[Task item]
Please repeat every entry that follows, keeping each one exactly the same.

--- --- ---
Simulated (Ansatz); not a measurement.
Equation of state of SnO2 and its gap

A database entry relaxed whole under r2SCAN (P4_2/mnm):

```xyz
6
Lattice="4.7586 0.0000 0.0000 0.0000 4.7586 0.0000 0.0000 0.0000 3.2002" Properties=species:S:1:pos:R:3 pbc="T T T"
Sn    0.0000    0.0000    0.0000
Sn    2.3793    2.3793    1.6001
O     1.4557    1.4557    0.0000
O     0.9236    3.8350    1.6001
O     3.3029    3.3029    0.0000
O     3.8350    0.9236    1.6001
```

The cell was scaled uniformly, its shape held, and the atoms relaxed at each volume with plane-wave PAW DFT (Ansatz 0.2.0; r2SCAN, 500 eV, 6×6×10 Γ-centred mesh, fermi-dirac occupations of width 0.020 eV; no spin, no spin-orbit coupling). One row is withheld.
--- --- ---

[Answer box]
Simulated (Ansatz); not a measurement.
Equation of state of SnO2 and its gap

A database entry relaxed whole under r2SCAN (P4_2/mnm):

```xyz
6
Lattice="4.7586 0.0000 0.0000 0.0000 4.7586 0.0000 0.0000 0.0000 3.2002" Properties=species:S:1:pos:R:3 pbc="T T T"
Sn    0.0000    0.0000    0.0000
Sn    2.3793    2.3793    1.6001
O     1.4557    1.4557    0.0000
O     0.9236    3.8350    1.6001
O     3.3029    3.3029    0.0000
O     3.8350    0.9236    1.6001
```

The cell was scaled uniformly, its shape held, and the atoms relaxed at each volume with plane-wave PAW DFT (Ansatz 0.2.0; r2SCAN, 500 eV, 6×6×10 Γ-centred mesh, fermi-dirac occupations of width 0.020 eV; no spin, no spin-orbit coupling). One row is withheld.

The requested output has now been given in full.